Work item - Start with the first line of the material. Repeat each line exactly through the one that contains "A: Between the".

Data to examine -
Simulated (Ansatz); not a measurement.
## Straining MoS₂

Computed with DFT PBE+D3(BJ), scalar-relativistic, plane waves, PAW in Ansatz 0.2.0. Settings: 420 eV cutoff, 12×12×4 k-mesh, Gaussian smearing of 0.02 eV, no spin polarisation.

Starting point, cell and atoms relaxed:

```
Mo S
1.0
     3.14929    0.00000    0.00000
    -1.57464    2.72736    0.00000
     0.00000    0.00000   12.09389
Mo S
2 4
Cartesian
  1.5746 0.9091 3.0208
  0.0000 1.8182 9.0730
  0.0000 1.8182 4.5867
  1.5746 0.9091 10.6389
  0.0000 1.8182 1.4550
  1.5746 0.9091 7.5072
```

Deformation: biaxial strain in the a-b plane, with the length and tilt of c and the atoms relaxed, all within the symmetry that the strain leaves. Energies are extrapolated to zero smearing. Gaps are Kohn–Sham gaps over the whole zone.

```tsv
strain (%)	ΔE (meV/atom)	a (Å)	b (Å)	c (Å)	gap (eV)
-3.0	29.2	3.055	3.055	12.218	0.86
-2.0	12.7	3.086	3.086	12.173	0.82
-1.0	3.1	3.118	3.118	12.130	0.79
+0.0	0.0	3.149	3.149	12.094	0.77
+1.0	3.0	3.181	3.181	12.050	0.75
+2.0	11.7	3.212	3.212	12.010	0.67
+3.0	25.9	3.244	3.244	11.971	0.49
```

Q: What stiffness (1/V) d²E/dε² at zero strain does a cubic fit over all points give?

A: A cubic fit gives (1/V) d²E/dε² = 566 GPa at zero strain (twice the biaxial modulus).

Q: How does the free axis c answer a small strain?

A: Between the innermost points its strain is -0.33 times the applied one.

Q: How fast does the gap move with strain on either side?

Exercise output -
Simulated (Ansatz); not a measurement.
## Straining MoS₂

Computed with DFT PBE+D3(BJ), scalar-relativistic, plane waves, PAW in Ansatz 0.2.0. Settings: 420 eV cutoff, 12×12×4 k-mesh, Gaussian smearing of 0.02 eV, no spin polarisation.

Starting point, cell and atoms relaxed:

```
Mo S
1.0
     3.14929    0.00000    0.00000
    -1.57464    2.72736    0.00000
     0.00000    0.00000   12.09389
Mo S
2 4
Cartesian
  1.5746 0.9091 3.0208
  0.0000 1.8182 9.0730
  0.0000 1.8182 4.5867
  1.5746 0.9091 10.6389
  0.0000 1.8182 1.4550
  1.5746 0.9091 7.5072
```

Deformation: biaxial strain in the a-b plane, with the length and tilt of c and the atoms relaxed, all within the symmetry that the strain leaves. Energies are extrapolated to zero smearing. Gaps are Kohn–Sham gaps over the whole zone.

```tsv
strain (%)	ΔE (meV/atom)	a (Å)	b (Å)	c (Å)	gap (eV)
-3.0	29.2	3.055	3.055	12.218	0.86
-2.0	12.7	3.086	3.086	12.173	0.82
-1.0	3.1	3.118	3.118	12.130	0.79
+0.0	0.0	3.149	3.149	12.094	0.77
+1.0	3.0	3.181	3.181	12.050	0.75
+2.0	11.7	3.212	3.212	12.010	0.67
+3.0	25.9	3.244	3.244	11.971	0.49
```

Q: What stiffness (1/V) d²E/dε² at zero strain does a cubic fit over all points give?

A: A cubic fit gives (1/V) d²E/dε² = 566 GPa at zero strain (twice the biaxial modulus).

Q: How does the free axis c answer a small strain?

A: Between the innermost points its strain is -0.33 times the applied one.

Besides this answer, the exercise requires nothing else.